Exercise: The complete listing should be restated word for word.

Information:
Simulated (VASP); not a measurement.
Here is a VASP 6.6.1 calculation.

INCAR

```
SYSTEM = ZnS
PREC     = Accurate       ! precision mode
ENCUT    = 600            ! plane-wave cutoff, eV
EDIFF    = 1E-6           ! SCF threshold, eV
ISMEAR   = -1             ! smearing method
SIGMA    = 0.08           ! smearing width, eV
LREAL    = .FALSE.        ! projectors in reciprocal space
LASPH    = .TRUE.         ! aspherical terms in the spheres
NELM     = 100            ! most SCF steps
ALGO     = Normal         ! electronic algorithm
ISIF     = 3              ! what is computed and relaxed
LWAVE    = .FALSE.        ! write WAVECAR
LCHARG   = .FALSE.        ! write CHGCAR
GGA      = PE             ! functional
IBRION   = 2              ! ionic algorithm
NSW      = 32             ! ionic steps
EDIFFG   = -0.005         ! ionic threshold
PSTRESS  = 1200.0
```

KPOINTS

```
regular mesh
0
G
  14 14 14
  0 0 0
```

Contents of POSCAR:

Response box:
Simulated (VASP); not a measurement.
Here is a VASP 6.6.1 calculation.

INCAR

```
SYSTEM = ZnS
PREC     = Accurate       ! precision mode
ENCUT    = 600            ! plane-wave cutoff, eV
EDIFF    = 1E-6           ! SCF threshold, eV
ISMEAR   = -1             ! smearing method
SIGMA    = 0.08           ! smearing width, eV
LREAL    = .FALSE.        ! projectors in reciprocal space
LASPH    = .TRUE.         ! aspherical terms in the spheres
NELM     = 100            ! most SCF steps
ALGO     = Normal         ! electronic algorithm
ISIF     = 3              ! what is computed and relaxed
LWAVE    = .FALSE.        ! write WAVECAR
LCHARG   = .FALSE.        ! write CHGCAR
GGA      = PE             ! functional
IBRION   = 2              ! ionic algorithm
NSW      = 32             ! ionic steps
EDIFFG   = -0.005         ! ionic threshold
PSTRESS  = 1200.0
```

KPOINTS

```
regular mesh
0
G
  14 14 14
  0 0 0
```

Contents of POSCAR:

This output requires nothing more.